Action item: Output all of the entries exactly as written.

╭─ Excerpted records
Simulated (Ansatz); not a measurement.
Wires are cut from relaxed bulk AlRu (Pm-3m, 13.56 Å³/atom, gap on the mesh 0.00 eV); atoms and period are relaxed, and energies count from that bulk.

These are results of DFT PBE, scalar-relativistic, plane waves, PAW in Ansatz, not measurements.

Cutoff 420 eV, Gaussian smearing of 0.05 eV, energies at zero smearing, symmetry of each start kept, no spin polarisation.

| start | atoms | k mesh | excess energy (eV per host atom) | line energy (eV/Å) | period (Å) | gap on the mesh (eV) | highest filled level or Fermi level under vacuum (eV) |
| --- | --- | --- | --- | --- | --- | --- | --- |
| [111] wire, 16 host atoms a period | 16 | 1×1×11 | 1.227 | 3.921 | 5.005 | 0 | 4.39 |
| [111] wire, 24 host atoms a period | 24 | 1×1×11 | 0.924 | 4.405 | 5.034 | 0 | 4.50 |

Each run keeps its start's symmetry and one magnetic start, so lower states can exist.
╰─

Problem solution:
Simulated (Ansatz); not a measurement.
Wires are cut from relaxed bulk AlRu (Pm-3m, 13.56 Å³/atom, gap on the mesh 0.00 eV); atoms and period are relaxed, and energies count from that bulk.

These are results of DFT PBE, scalar-relativistic, plane waves, PAW in Ansatz, not measurements.

Cutoff 420 eV, Gaussian smearing of 0.05 eV, energies at zero smearing, symmetry of each start kept, no spin polarisation.

| start | atoms | k mesh | excess energy (eV per host atom) | line energy (eV/Å) | period (Å) | gap on the mesh (eV) | highest filled level or Fermi level under vacuum (eV) |
| --- | --- | --- | --- | --- | --- | --- | --- |
| [111] wire, 16 host atoms a period | 16 | 1×1×11 | 1.227 | 3.921 | 5.005 | 0 | 4.39 |
| [111] wire, 24 host atoms a period | 24 | 1×1×11 | 0.924 | 4.405 | 5.034 | 0 | 4.50 |

Each run keeps its start's symmetry and one magnetic start, so lower states can exist.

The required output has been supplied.